- Action item -
Beginning with the first line, copy out each line of the material until the line containing "[Logs are printed" has been copied as well.

%%
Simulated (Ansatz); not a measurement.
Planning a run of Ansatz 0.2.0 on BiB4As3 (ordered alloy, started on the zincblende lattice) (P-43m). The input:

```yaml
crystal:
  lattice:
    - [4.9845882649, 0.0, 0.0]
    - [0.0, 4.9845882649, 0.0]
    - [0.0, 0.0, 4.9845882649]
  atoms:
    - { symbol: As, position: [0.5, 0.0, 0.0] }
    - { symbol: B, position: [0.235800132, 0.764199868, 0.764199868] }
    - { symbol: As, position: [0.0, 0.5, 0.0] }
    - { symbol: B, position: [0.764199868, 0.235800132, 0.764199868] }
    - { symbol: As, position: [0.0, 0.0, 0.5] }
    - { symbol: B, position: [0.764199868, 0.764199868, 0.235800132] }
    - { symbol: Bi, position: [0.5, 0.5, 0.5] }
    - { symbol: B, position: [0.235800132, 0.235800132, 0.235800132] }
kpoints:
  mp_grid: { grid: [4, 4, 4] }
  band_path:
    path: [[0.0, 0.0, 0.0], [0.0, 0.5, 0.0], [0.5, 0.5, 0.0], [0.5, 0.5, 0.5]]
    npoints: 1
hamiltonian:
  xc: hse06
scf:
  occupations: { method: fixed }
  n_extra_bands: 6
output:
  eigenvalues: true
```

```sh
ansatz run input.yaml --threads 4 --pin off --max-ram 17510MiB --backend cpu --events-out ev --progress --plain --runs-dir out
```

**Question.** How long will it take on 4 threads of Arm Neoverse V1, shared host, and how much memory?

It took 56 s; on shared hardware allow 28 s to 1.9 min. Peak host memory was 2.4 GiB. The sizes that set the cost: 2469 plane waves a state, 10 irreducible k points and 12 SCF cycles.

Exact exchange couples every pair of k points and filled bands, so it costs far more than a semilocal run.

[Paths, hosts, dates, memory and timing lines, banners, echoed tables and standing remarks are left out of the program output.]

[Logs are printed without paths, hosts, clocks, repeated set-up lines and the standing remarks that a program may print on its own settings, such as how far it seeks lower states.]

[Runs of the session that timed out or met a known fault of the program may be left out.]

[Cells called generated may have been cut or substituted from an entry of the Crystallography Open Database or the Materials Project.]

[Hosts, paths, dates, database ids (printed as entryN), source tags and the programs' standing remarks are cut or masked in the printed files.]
%%

- Task solution -
Simulated (Ansatz); not a measurement.
Planning a run of Ansatz 0.2.0 on BiB4As3 (ordered alloy, started on the zincblende lattice) (P-43m). The input:

```yaml
crystal:
  lattice:
    - [4.9845882649, 0.0, 0.0]
    - [0.0, 4.9845882649, 0.0]
    - [0.0, 0.0, 4.9845882649]
  atoms:
    - { symbol: As, position: [0.5, 0.0, 0.0] }
    - { symbol: B, position: [0.235800132, 0.764199868, 0.764199868] }
    - { symbol: As, position: [0.0, 0.5, 0.0] }
    - { symbol: B, position: [0.764199868, 0.235800132, 0.764199868] }
    - { symbol: As, position: [0.0, 0.0, 0.5] }
    - { symbol: B, position: [0.764199868, 0.764199868, 0.235800132] }
    - { symbol: Bi, position: [0.5, 0.5, 0.5] }
    - { symbol: B, position: [0.235800132, 0.235800132, 0.235800132] }
kpoints:
  mp_grid: { grid: [4, 4, 4] }
  band_path:
    path: [[0.0, 0.0, 0.0], [0.0, 0.5, 0.0], [0.5, 0.5, 0.0], [0.5, 0.5, 0.5]]
    npoints: 1
hamiltonian:
  xc: hse06
scf:
  occupations: { method: fixed }
  n_extra_bands: 6
output:
  eigenvalues: true
```

```sh
ansatz run input.yaml --threads 4 --pin off --max-ram 17510MiB --backend cpu --events-out ev --progress --plain --runs-dir out
```

**Question.** How long will it take on 4 threads of Arm Neoverse V1, shared host, and how much memory?

It took 56 s; on shared hardware allow 28 s to 1.9 min. Peak host memory was 2.4 GiB. The sizes that set the cost: 2469 plane waves a state, 10 irreducible k points and 12 SCF cycles.

Exact exchange couples every pair of k points and filled bands, so it costs far more than a semilocal run.

[Paths, hosts, dates, memory and timing lines, banners, echoed tables and standing remarks are left out of the program output.]

[Logs are printed without paths, hosts, clocks, repeated set-up lines and the standing remarks that a program may print on its own settings, such as how far it seeks lower states.]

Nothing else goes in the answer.